## DATA EXCERPTS
++++++++

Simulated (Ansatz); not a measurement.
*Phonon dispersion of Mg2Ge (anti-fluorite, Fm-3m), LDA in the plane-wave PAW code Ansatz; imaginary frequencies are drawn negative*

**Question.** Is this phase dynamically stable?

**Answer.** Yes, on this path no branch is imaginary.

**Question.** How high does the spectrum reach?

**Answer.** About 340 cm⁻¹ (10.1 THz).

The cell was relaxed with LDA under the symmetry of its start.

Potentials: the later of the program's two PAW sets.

++++++++

## REQUIRED ACTION
Give back precisely the lines above that start at the line containing "cm⁻¹ (10.1 THz)." and end at the line containing "The cell was", inclusive. No other lines belong in the output.

## EXERCISE OUTPUT
**Answer.** About 340 cm⁻¹ (10.1 THz).

The cell was relaxed with LDA under the symmetry of its start.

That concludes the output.